*Task item*
Line by line, copy out the data below exactly.

*** Listed records

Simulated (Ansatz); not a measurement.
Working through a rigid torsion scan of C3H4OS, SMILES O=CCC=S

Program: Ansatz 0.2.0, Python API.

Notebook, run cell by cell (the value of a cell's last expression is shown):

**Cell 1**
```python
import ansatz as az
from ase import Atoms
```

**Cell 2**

******

*Task solution*
Simulated (Ansatz); not a measurement.
Working through a rigid torsion scan of C3H4OS, SMILES O=CCC=S

Program: Ansatz 0.2.0, Python API.

Notebook, run cell by cell (the value of a cell's last expression is shown):

**Cell 1**
```python
import ansatz as az
from ase import Atoms
```

**Cell 2**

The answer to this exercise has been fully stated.